Work request: All of the records are to be reproduced exactly.

Dataset records:
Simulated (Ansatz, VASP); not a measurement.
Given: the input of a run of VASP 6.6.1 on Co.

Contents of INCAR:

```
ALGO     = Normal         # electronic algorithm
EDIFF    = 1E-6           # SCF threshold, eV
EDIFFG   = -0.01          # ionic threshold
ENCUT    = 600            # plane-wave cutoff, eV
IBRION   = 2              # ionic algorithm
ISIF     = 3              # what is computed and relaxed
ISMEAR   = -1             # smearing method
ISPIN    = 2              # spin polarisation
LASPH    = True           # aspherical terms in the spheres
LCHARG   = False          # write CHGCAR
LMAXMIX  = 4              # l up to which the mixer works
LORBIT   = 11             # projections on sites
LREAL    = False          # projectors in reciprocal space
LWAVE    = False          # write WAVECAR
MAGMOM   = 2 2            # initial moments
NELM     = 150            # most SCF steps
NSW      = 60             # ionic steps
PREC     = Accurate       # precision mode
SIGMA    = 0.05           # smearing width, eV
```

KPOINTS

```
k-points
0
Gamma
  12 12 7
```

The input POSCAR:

Task response:
Simulated (Ansatz, VASP); not a measurement.
Given: the input of a run of VASP 6.6.1 on Co.

Contents of INCAR:

```
ALGO     = Normal         # electronic algorithm
EDIFF    = 1E-6           # SCF threshold, eV
EDIFFG   = -0.01          # ionic threshold
ENCUT    = 600            # plane-wave cutoff, eV
IBRION   = 2              # ionic algorithm
ISIF     = 3              # what is computed and relaxed
ISMEAR   = -1             # smearing method
ISPIN    = 2              # spin polarisation
LASPH    = True           # aspherical terms in the spheres
LCHARG   = False          # write CHGCAR
LMAXMIX  = 4              # l up to which the mixer works
LORBIT   = 11             # projections on sites
LREAL    = False          # projectors in reciprocal space
LWAVE    = False          # write WAVECAR
MAGMOM   = 2 2            # initial moments
NELM     = 150            # most SCF steps
NSW      = 60             # ionic steps
PREC     = Accurate       # precision mode
SIGMA    = 0.05           # smearing width, eV
```

KPOINTS

```
k-points
0
Gamma
  12 12 7
```

The input POSCAR:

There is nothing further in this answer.